● Brief:
An exact copy of the whole listing is required.

● Data for analysis:
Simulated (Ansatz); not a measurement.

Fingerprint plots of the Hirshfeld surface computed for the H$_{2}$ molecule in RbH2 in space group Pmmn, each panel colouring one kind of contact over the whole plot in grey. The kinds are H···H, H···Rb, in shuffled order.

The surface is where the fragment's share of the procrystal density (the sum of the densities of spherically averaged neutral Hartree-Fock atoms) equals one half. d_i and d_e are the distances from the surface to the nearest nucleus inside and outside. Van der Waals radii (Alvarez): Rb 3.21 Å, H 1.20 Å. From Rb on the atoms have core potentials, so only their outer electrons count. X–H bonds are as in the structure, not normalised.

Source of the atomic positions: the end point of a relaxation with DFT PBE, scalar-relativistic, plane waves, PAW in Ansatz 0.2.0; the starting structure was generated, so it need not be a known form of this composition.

● Task solution:
Simulated (Ansatz); not a measurement.

Fingerprint plots of the Hirshfeld surface computed for the H$_{2}$ molecule in RbH2 in space group Pmmn, each panel colouring one kind of contact over the whole plot in grey. The kinds are H···H, H···Rb, in shuffled order.

The surface is where the fragment's share of the procrystal density (the sum of the densities of spherically averaged neutral Hartree-Fock atoms) equals one half. d_i and d_e are the distances from the surface to the nearest nucleus inside and outside. Van der Waals radii (Alvarez): Rb 3.21 Å, H 1.20 Å. From Rb on the atoms have core potentials, so only their outer electrons count. X–H bonds are as in the structure, not normalised.

Source of the atomic positions: the end point of a relaxation with DFT PBE, scalar-relativistic, plane waves, PAW in Ansatz 0.2.0; the starting structure was generated, so it need not be a known form of this composition.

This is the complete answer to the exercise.